Given data
------
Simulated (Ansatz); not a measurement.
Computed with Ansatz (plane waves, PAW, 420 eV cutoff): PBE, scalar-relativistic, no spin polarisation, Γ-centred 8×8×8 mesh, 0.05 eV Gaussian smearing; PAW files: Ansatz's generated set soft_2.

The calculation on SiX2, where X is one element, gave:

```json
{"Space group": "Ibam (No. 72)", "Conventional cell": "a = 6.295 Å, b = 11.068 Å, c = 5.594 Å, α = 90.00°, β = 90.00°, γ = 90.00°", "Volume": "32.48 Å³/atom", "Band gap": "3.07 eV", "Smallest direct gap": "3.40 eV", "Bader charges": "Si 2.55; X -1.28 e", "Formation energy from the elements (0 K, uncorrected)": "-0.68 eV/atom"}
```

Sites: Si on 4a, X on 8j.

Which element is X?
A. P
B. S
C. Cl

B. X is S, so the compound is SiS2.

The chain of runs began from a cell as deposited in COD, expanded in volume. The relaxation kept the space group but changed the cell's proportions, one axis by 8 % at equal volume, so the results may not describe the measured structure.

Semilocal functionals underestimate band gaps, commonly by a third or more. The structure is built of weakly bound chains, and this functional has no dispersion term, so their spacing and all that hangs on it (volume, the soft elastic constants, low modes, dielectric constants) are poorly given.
------

Brief
Take the listing above from its first line through the line containing "The chain of", and transcribe that stretch exactly, with no other lines.

Response box
Simulated (Ansatz); not a measurement.
Computed with Ansatz (plane waves, PAW, 420 eV cutoff): PBE, scalar-relativistic, no spin polarisation, Γ-centred 8×8×8 mesh, 0.05 eV Gaussian smearing; PAW files: Ansatz's generated set soft_2.

The calculation on SiX2, where X is one element, gave:

```json
{"Space group": "Ibam (No. 72)", "Conventional cell": "a = 6.295 Å, b = 11.068 Å, c = 5.594 Å, α = 90.00°, β = 90.00°, γ = 90.00°", "Volume": "32.48 Å³/atom", "Band gap": "3.07 eV", "Smallest direct gap": "3.40 eV", "Bader charges": "Si 2.55; X -1.28 e", "Formation energy from the elements (0 K, uncorrected)": "-0.68 eV/atom"}
```

Sites: Si on 4a, X on 8j.

Which element is X?
A. P
B. S
C. Cl

B. X is S, so the compound is SiS2.

The chain of runs began from a cell as deposited in COD, expanded in volume. The relaxation kept the space group but changed the cell's proportions, one axis by 8 % at equal volume, so the results may not describe the measured structure.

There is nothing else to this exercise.